## TASK ITEM
Up to and including the line with "Reaction (SMILES): C=CF", reproduce the listing below exactly, beginning at its first line.

>>>>>
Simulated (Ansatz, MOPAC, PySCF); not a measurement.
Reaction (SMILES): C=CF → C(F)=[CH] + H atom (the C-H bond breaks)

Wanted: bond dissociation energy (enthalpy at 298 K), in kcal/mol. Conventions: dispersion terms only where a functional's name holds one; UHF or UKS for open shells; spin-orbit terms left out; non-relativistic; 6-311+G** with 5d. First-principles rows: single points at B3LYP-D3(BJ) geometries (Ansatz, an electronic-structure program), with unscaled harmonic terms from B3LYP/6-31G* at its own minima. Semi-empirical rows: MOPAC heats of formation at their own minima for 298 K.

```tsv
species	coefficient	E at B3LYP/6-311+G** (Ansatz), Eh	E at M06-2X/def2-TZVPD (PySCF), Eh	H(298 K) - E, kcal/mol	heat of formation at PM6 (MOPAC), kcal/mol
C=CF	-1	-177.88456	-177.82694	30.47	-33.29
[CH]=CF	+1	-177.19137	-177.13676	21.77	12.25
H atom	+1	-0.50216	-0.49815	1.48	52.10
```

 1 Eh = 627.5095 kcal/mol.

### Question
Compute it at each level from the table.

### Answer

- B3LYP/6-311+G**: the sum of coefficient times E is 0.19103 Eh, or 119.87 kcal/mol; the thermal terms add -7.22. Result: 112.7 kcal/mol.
<<<<<

## SOLUTION
Simulated (Ansatz, MOPAC, PySCF); not a measurement.
Reaction (SMILES): C=CF → C(F)=[CH] + H atom (the C-H bond breaks)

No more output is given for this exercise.